^^^^^^^^^^^^^^^^

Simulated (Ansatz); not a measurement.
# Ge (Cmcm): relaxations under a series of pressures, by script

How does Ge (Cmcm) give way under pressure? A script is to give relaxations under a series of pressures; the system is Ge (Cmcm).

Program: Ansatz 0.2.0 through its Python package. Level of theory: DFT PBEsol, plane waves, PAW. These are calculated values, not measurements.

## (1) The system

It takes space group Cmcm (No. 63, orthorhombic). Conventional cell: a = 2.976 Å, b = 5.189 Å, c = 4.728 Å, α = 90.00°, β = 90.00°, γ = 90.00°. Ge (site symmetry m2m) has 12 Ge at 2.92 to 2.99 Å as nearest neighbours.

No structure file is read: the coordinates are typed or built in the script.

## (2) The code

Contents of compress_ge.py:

^^^^^^^^^^^^^^^^

### ASSIGNED TASK
Restate each entry above word for word.

### RESPONSE AREA
Simulated (Ansatz); not a measurement.
# Ge (Cmcm): relaxations under a series of pressures, by script

How does Ge (Cmcm) give way under pressure? A script is to give relaxations under a series of pressures; the system is Ge (Cmcm).

Program: Ansatz 0.2.0 through its Python package. Level of theory: DFT PBEsol, plane waves, PAW. These are calculated values, not measurements.

## (1) The system

It takes space group Cmcm (No. 63, orthorhombic). Conventional cell: a = 2.976 Å, b = 5.189 Å, c = 4.728 Å, α = 90.00°, β = 90.00°, γ = 90.00°. Ge (site symmetry m2m) has 12 Ge at 2.92 to 2.99 Å as nearest neighbours.

No structure file is read: the coordinates are typed or built in the script.

## (2) The code

Contents of compress_ge.py:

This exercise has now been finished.